The whole set of entries is to be restated word for word.

__RECORDS SHOWN__.
#####
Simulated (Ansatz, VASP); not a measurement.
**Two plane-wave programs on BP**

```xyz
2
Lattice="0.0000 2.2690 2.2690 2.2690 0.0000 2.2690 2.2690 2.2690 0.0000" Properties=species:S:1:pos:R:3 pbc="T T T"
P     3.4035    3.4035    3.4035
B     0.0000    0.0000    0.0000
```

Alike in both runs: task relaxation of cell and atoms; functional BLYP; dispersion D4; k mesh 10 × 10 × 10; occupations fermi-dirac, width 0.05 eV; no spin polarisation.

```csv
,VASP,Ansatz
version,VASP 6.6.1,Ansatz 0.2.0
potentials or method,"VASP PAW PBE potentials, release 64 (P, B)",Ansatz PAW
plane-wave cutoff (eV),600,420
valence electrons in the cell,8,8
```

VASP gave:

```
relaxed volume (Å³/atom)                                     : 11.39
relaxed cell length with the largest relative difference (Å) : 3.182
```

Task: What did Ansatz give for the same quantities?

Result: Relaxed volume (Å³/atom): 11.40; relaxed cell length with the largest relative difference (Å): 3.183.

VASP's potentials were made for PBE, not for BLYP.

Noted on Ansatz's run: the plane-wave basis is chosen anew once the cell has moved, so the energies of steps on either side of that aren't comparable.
#####

__YOUR SOLUTION__.
Simulated (Ansatz, VASP); not a measurement.
**Two plane-wave programs on BP**

```xyz
2
Lattice="0.0000 2.2690 2.2690 2.2690 0.0000 2.2690 2.2690 2.2690 0.0000" Properties=species:S:1:pos:R:3 pbc="T T T"
P     3.4035    3.4035    3.4035
B     0.0000    0.0000    0.0000
```

Alike in both runs: task relaxation of cell and atoms; functional BLYP; dispersion D4; k mesh 10 × 10 × 10; occupations fermi-dirac, width 0.05 eV; no spin polarisation.

```csv
,VASP,Ansatz
version,VASP 6.6.1,Ansatz 0.2.0
potentials or method,"VASP PAW PBE potentials, release 64 (P, B)",Ansatz PAW
plane-wave cutoff (eV),600,420
valence electrons in the cell,8,8
```

VASP gave:

```
relaxed volume (Å³/atom)                                     : 11.39
relaxed cell length with the largest relative difference (Å) : 3.182
```

Task: What did Ansatz give for the same quantities?

Result: Relaxed volume (Å³/atom): 11.40; relaxed cell length with the largest relative difference (Å): 3.183.

VASP's potentials were made for PBE, not for BLYP.

Noted on Ansatz's run: the plane-wave basis is chosen anew once the cell has moved, so the energies of steps on either side of that aren't comparable.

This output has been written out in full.